Activity:
Which lines run from the start of the data below to the line containing "In which forms is Zn present?"? Set them down exactly, with none added.

· · · · · · ·
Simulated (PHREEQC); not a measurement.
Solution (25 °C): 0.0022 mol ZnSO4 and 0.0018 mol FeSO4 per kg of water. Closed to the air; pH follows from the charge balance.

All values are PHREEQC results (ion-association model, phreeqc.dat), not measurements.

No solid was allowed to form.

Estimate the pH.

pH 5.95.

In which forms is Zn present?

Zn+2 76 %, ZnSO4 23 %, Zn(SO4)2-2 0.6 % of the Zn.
· · · · · · ·

Reply:
Simulated (PHREEQC); not a measurement.
Solution (25 °C): 0.0022 mol ZnSO4 and 0.0018 mol FeSO4 per kg of water. Closed to the air; pH follows from the charge balance.

All values are PHREEQC results (ion-association model, phreeqc.dat), not measurements.

No solid was allowed to form.

Estimate the pH.

pH 5.95.

In which forms is Zn present?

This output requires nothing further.